◆ **ACTIVITY**:
Transcribe the records below exactly as written, from the opening line through the line that contains "Solution. Over 11".

◆ **PROVIDED MATERIAL**:
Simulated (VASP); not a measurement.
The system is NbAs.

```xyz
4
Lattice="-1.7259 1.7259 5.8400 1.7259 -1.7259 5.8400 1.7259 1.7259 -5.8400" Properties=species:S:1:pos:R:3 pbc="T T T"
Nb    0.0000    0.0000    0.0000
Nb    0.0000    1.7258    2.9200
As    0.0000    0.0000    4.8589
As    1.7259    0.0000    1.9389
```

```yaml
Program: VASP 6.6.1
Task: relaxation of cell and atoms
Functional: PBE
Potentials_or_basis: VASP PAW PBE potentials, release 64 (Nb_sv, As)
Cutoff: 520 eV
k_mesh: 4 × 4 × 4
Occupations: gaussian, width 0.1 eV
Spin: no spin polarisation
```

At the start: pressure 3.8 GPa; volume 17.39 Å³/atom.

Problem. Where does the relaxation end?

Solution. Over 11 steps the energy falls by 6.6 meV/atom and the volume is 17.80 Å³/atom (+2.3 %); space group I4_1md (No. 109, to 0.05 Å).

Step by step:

◆ **EXERCISE RESULT**:
Simulated (VASP); not a measurement.
The system is NbAs.

```xyz
4
Lattice="-1.7259 1.7259 5.8400 1.7259 -1.7259 5.8400 1.7259 1.7259 -5.8400" Properties=species:S:1:pos:R:3 pbc="T T T"
Nb    0.0000    0.0000    0.0000
Nb    0.0000    1.7258    2.9200
As    0.0000    0.0000    4.8589
As    1.7259    0.0000    1.9389
```

```yaml
Program: VASP 6.6.1
Task: relaxation of cell and atoms
Functional: PBE
Potentials_or_basis: VASP PAW PBE potentials, release 64 (Nb_sv, As)
Cutoff: 520 eV
k_mesh: 4 × 4 × 4
Occupations: gaussian, width 0.1 eV
Spin: no spin polarisation
```

At the start: pressure 3.8 GPa; volume 17.39 Å³/atom.

Problem. Where does the relaxation end?

Solution. Over 11 steps the energy falls by 6.6 meV/atom and the volume is 17.80 Å³/atom (+2.3 %); space group I4_1md (No. 109, to 0.05 Å).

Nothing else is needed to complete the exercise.